#### Activity:
Set down the lines below exactly as they stand, please. Go from the first through the one containing "Question: Describe the localisation domains.".

━━━━━━━━
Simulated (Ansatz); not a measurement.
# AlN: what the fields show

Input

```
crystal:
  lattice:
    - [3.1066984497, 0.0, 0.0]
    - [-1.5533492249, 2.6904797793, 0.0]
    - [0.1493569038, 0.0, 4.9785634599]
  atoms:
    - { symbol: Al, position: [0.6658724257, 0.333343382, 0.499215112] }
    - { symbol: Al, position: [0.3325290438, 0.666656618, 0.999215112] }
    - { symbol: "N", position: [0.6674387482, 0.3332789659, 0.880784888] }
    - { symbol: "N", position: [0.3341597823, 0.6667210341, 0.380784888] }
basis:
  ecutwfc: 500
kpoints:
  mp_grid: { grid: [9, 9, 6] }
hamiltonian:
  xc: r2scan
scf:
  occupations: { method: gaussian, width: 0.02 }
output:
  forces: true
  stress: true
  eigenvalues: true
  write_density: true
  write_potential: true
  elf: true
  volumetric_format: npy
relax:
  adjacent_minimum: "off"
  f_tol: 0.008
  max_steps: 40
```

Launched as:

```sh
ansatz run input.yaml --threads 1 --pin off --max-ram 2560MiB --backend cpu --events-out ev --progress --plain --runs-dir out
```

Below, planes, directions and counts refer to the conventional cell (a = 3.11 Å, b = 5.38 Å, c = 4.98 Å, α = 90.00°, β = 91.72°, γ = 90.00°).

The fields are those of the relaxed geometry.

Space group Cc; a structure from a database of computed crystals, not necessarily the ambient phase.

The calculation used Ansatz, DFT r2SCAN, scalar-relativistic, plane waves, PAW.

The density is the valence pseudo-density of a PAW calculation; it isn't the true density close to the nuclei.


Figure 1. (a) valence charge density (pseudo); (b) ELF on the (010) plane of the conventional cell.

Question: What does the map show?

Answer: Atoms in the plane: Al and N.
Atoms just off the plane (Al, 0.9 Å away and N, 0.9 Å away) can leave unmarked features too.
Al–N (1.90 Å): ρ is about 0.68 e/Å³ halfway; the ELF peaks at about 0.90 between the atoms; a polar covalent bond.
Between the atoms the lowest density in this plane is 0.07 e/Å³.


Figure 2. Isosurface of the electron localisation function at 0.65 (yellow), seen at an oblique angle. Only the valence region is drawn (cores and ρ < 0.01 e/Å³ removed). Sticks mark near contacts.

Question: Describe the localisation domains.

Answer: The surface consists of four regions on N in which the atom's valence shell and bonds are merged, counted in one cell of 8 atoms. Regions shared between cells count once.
━━━━━━━━

#### Task output:
Simulated (Ansatz); not a measurement.
# AlN: what the fields show

Input

```
crystal:
  lattice:
    - [3.1066984497, 0.0, 0.0]
    - [-1.5533492249, 2.6904797793, 0.0]
    - [0.1493569038, 0.0, 4.9785634599]
  atoms:
    - { symbol: Al, position: [0.6658724257, 0.333343382, 0.499215112] }
    - { symbol: Al, position: [0.3325290438, 0.666656618, 0.999215112] }
    - { symbol: "N", position: [0.6674387482, 0.3332789659, 0.880784888] }
    - { symbol: "N", position: [0.3341597823, 0.6667210341, 0.380784888] }
basis:
  ecutwfc: 500
kpoints:
  mp_grid: { grid: [9, 9, 6] }
hamiltonian:
  xc: r2scan
scf:
  occupations: { method: gaussian, width: 0.02 }
output:
  forces: true
  stress: true
  eigenvalues: true
  write_density: true
  write_potential: true
  elf: true
  volumetric_format: npy
relax:
  adjacent_minimum: "off"
  f_tol: 0.008
  max_steps: 40
```

Launched as:

```sh
ansatz run input.yaml --threads 1 --pin off --max-ram 2560MiB --backend cpu --events-out ev --progress --plain --runs-dir out
```

Below, planes, directions and counts refer to the conventional cell (a = 3.11 Å, b = 5.38 Å, c = 4.98 Å, α = 90.00°, β = 91.72°, γ = 90.00°).

The fields are those of the relaxed geometry.

Space group Cc; a structure from a database of computed crystals, not necessarily the ambient phase.

The calculation used Ansatz, DFT r2SCAN, scalar-relativistic, plane waves, PAW.

The density is the valence pseudo-density of a PAW calculation; it isn't the true density close to the nuclei.


Figure 1. (a) valence charge density (pseudo); (b) ELF on the (010) plane of the conventional cell.

Question: What does the map show?

Answer: Atoms in the plane: Al and N.
Atoms just off the plane (Al, 0.9 Å away and N, 0.9 Å away) can leave unmarked features too.
Al–N (1.90 Å): ρ is about 0.68 e/Å³ halfway; the ELF peaks at about 0.90 between the atoms; a polar covalent bond.
Between the atoms the lowest density in this plane is 0.07 e/Å³.


Figure 2. Isosurface of the electron localisation function at 0.65 (yellow), seen at an oblique angle. Only the valence region is drawn (cores and ρ < 0.01 e/Å³ removed). Sticks mark near contacts.

Question: Describe the localisation domains.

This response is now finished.